__Requirement__
Print, exactly as they stand, the lines from the start of the listing to the line containing "Its results: pressure 10.4 GPa.", inclusive.

__Entries provided__
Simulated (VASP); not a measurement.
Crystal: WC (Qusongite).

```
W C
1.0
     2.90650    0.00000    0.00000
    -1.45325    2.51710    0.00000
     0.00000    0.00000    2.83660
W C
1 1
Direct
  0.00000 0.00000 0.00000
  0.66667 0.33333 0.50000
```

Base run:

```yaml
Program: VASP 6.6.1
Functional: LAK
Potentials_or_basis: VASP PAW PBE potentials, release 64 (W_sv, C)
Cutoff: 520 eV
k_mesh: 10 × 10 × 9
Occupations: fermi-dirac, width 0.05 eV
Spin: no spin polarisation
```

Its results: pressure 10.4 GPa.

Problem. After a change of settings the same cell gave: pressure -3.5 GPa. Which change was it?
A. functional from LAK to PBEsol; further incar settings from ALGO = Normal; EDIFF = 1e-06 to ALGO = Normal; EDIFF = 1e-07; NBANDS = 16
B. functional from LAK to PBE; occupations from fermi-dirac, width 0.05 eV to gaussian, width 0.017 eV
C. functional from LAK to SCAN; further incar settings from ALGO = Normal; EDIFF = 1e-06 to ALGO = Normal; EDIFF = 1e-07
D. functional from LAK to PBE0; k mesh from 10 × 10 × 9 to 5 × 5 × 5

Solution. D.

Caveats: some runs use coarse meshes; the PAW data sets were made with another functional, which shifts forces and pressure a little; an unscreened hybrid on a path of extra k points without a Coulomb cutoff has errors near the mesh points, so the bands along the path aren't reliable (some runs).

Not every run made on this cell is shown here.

__Written response__
Simulated (VASP); not a measurement.
Crystal: WC (Qusongite).

```
W C
1.0
     2.90650    0.00000    0.00000
    -1.45325    2.51710    0.00000
     0.00000    0.00000    2.83660
W C
1 1
Direct
  0.00000 0.00000 0.00000
  0.66667 0.33333 0.50000
```

Base run:

```yaml
Program: VASP 6.6.1
Functional: LAK
Potentials_or_basis: VASP PAW PBE potentials, release 64 (W_sv, C)
Cutoff: 520 eV
k_mesh: 10 × 10 × 9
Occupations: fermi-dirac, width 0.05 eV
Spin: no spin polarisation
```

Its results: pressure 10.4 GPa.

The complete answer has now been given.